** Work task **
Copy word for word the lines from the start of the records through the line that contains "### Question", both included.

* * * * * * *

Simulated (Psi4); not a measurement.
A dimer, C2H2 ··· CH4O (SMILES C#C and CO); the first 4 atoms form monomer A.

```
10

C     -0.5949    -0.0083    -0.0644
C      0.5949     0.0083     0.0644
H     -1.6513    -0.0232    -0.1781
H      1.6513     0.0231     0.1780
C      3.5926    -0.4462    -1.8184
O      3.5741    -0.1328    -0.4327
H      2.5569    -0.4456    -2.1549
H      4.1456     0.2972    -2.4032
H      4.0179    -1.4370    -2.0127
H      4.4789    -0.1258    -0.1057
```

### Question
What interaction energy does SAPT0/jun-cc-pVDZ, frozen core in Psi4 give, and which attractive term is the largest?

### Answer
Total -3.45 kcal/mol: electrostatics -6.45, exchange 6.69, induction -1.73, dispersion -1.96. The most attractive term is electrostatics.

* * * * * * *

** Task result **
Simulated (Psi4); not a measurement.
A dimer, C2H2 ··· CH4O (SMILES C#C and CO); the first 4 atoms form monomer A.

```
10

C     -0.5949    -0.0083    -0.0644
C      0.5949     0.0083     0.0644
H     -1.6513    -0.0232    -0.1781
H      1.6513     0.0231     0.1780
C      3.5926    -0.4462    -1.8184
O      3.5741    -0.1328    -0.4327
H      2.5569    -0.4456    -2.1549
H      4.1456     0.2972    -2.4032
H      4.0179    -1.4370    -2.0127
H      4.4789    -0.1258    -0.1057
```

### Question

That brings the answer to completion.